Output all of the listing below, leaving every line unchanged.

══════
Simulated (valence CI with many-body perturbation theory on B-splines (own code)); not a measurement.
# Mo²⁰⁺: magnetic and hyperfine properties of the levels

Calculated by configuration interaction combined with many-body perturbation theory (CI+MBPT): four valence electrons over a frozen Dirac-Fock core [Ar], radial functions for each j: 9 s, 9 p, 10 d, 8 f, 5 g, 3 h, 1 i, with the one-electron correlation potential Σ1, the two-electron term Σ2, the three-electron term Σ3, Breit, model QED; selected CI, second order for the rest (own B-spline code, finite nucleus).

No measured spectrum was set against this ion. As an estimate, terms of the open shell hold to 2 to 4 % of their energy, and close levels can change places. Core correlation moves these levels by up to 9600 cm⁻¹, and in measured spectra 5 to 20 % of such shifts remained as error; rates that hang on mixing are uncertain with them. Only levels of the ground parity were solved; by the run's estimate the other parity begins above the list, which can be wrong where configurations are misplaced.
══════

ANSWER SPACE:
Simulated (valence CI with many-body perturbation theory on B-splines (own code)); not a measurement.
# Mo²⁰⁺: magnetic and hyperfine properties of the levels

Calculated by configuration interaction combined with many-body perturbation theory (CI+MBPT): four valence electrons over a frozen Dirac-Fock core [Ar], radial functions for each j: 9 s, 9 p, 10 d, 8 f, 5 g, 3 h, 1 i, with the one-electron correlation potential Σ1, the two-electron term Σ2, the three-electron term Σ3, Breit, model QED; selected CI, second order for the rest (own B-spline code, finite nucleus).

No measured spectrum was set against this ion. As an estimate, terms of the open shell hold to 2 to 4 % of their energy, and close levels can change places. Core correlation moves these levels by up to 9600 cm⁻¹, and in measured spectra 5 to 20 % of such shifts remained as error; rates that hang on mixing are uncertain with them. Only levels of the ground parity were solved; by the run's estimate the other parity begins above the list, which can be wrong where configurations are misplaced.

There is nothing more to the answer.